ACTION ITEM> In the listing that follows, locate the line containing "## KTaO3 in VASP and in Ansatz" and the line containing "Item | Value |". Retype exactly those two lines and every line between them, and nothing more.

DATA TO EXAMINE: Begin
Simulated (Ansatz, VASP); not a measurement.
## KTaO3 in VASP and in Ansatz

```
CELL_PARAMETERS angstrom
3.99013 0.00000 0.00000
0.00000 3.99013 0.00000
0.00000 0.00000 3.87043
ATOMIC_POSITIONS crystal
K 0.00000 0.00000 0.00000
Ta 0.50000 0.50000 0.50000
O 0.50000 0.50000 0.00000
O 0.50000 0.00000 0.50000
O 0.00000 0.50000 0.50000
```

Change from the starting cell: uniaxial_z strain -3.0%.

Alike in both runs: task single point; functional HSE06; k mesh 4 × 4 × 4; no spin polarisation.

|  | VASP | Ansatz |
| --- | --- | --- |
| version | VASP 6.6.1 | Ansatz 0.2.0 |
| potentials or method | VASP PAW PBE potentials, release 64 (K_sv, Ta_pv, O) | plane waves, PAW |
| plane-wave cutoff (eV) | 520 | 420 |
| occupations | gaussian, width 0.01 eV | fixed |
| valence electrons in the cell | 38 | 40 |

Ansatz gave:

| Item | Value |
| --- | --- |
DATA TO EXAMINE: End

WORKED SOLUTION>
## KTaO3 in VASP and in Ansatz

```
CELL_PARAMETERS angstrom
3.99013 0.00000 0.00000
0.00000 3.99013 0.00000
0.00000 0.00000 3.87043
ATOMIC_POSITIONS crystal
K 0.00000 0.00000 0.00000
Ta 0.50000 0.50000 0.50000
O 0.50000 0.50000 0.00000
O 0.50000 0.00000 0.50000
O 0.00000 0.50000 0.50000
```

Change from the starting cell: uniaxial_z strain -3.0%.

Alike in both runs: task single point; functional HSE06; k mesh 4 × 4 × 4; no spin polarisation.

|  | VASP | Ansatz |
| --- | --- | --- |
| version | VASP 6.6.1 | Ansatz 0.2.0 |
| potentials or method | VASP PAW PBE potentials, release 64 (K_sv, Ta_pv, O) | plane waves, PAW |
| plane-wave cutoff (eV) | 520 | 420 |
| occupations | gaussian, width 0.01 eV | fixed |
| valence electrons in the cell | 38 | 40 |

Ansatz gave:

| Item | Value |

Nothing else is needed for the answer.